****************

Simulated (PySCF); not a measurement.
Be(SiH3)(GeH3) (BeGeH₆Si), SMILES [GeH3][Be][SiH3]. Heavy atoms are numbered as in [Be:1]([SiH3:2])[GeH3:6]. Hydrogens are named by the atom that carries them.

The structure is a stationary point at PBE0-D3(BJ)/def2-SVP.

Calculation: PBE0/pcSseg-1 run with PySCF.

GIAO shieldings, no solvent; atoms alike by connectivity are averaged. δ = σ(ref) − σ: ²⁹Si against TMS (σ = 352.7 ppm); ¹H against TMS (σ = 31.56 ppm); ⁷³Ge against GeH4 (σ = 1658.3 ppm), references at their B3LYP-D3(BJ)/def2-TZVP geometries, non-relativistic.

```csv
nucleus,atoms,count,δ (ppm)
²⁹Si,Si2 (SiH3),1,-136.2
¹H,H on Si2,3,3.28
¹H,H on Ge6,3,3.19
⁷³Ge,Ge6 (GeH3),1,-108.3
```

****************

# [Exercise]
Print, please, the lines above from the very first through the one that holds "Calculation: PBE0/pcSseg-1 run with PySCF.", both included, word for word and with nothing else.

# [Written solution]
Simulated (PySCF); not a measurement.
Be(SiH3)(GeH3) (BeGeH₆Si), SMILES [GeH3][Be][SiH3]. Heavy atoms are numbered as in [Be:1]([SiH3:2])[GeH3:6]. Hydrogens are named by the atom that carries them.

The structure is a stationary point at PBE0-D3(BJ)/def2-SVP.

Calculation: PBE0/pcSseg-1 run with PySCF.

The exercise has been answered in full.